• Work request
Only the first line of the listing and the lines after it, up to and including the one containing "of this molecule.", should be retyped exactly.

========================================================================

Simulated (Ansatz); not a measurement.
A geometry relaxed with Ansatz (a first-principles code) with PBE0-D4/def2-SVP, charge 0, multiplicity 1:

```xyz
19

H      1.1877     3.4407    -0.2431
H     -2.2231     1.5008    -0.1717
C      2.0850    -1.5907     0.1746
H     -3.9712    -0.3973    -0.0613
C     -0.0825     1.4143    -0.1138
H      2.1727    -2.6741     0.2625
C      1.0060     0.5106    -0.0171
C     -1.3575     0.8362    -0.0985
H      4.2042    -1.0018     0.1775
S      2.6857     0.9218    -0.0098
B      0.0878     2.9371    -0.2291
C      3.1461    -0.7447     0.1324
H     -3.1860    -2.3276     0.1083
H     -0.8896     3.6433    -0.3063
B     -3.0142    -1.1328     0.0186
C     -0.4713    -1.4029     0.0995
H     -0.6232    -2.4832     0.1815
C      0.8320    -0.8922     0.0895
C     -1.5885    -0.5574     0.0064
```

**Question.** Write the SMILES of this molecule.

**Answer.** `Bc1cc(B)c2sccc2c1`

========================================================================

• Exercise response
Simulated (Ansatz); not a measurement.
A geometry relaxed with Ansatz (a first-principles code) with PBE0-D4/def2-SVP, charge 0, multiplicity 1:

```xyz
19

H      1.1877     3.4407    -0.2431
H     -2.2231     1.5008    -0.1717
C      2.0850    -1.5907     0.1746
H     -3.9712    -0.3973    -0.0613
C     -0.0825     1.4143    -0.1138
H      2.1727    -2.6741     0.2625
C      1.0060     0.5106    -0.0171
C     -1.3575     0.8362    -0.0985
H      4.2042    -1.0018     0.1775
S      2.6857     0.9218    -0.0098
B      0.0878     2.9371    -0.2291
C      3.1461    -0.7447     0.1324
H     -3.1860    -2.3276     0.1083
H     -0.8896     3.6433    -0.3063
B     -3.0142    -1.1328     0.0186
C     -0.4713    -1.4029     0.0995
H     -0.6232    -2.4832     0.1815
C      0.8320    -0.8922     0.0895
C     -1.5885    -0.5574     0.0064
```

**Question.** Write the SMILES of this molecule.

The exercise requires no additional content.